INPUT DATA
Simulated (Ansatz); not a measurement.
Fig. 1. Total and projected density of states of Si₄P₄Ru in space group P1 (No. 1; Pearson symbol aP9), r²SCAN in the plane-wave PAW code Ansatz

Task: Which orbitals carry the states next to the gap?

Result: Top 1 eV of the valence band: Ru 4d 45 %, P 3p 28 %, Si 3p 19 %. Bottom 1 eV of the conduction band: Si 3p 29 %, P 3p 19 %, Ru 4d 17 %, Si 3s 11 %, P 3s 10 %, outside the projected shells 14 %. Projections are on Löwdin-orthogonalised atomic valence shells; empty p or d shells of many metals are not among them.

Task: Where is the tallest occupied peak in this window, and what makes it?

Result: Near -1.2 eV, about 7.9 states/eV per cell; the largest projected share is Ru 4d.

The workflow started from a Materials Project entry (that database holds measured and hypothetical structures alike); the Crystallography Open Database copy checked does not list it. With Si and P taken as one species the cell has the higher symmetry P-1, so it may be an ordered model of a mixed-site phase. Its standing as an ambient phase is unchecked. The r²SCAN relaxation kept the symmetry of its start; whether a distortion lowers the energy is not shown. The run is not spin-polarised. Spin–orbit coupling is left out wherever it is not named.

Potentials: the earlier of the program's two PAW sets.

ACTIVITY
Return only the stretch of the material above from the line holding "Task: Where is" through the line holding "The workflow started", copied exactly.

WRITTEN RESPONSE
Task: Where is the tallest occupied peak in this window, and what makes it?

Result: Near -1.2 eV, about 7.9 states/eV per cell; the largest projected share is Ru 4d.

The workflow started from a Materials Project entry (that database holds measured and hypothetical structures alike); the Crystallography Open Database copy checked does not list it. With Si and P taken as one species the cell has the higher symmetry P-1, so it may be an ordered model of a mixed-site phase. Its standing as an ambient phase is unchecked. The r²SCAN relaxation kept the symmetry of its start; whether a distortion lowers the energy is not shown. The run is not spin-polarised. Spin–orbit coupling is left out wherever it is not named.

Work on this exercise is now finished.